■ **Requirement**
In the listing that follows, locate the line containing "Alike in all" and the line containing "Caveats: spin-orbit coupling". Retype exactly those two lines and every line between them, and nothing more.

=== Begin Enclosure ===
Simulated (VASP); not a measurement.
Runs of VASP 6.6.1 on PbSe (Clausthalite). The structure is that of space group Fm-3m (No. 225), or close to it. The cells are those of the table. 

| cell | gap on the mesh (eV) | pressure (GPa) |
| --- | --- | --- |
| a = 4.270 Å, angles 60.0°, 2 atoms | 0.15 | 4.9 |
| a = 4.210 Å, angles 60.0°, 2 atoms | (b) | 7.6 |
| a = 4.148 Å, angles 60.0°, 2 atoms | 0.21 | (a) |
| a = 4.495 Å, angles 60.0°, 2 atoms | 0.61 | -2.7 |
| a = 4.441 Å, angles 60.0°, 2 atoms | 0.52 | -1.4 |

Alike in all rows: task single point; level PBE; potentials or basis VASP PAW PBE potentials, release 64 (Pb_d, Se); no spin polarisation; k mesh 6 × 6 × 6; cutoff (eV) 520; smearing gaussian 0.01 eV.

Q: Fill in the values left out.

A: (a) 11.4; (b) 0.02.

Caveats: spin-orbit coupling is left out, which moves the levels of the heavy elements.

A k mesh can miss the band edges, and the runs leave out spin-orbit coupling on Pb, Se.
=== End Enclosure ===

■ **Task solution**
Alike in all rows: task single point; level PBE; potentials or basis VASP PAW PBE potentials, release 64 (Pb_d, Se); no spin polarisation; k mesh 6 × 6 × 6; cutoff (eV) 520; smearing gaussian 0.01 eV.

Q: Fill in the values left out.

A: (a) 11.4; (b) 0.02.

Caveats: spin-orbit coupling is left out, which moves the levels of the heavy elements.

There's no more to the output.